= = = = = = =

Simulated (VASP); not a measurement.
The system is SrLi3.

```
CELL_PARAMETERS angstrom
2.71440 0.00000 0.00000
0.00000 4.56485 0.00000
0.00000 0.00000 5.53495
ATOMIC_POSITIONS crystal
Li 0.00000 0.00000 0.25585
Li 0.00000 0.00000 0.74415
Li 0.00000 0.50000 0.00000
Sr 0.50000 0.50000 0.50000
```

= = = = = = =

Retype the records above in full, exactly as they appear.

Simulated (VASP); not a measurement.
The system is SrLi3.

```
CELL_PARAMETERS angstrom
2.71440 0.00000 0.00000
0.00000 4.56485 0.00000
0.00000 0.00000 5.53495
ATOMIC_POSITIONS crystal
Li 0.00000 0.00000 0.25585
Li 0.00000 0.00000 0.74415
Li 0.00000 0.50000 0.00000
Sr 0.50000 0.50000 0.50000
```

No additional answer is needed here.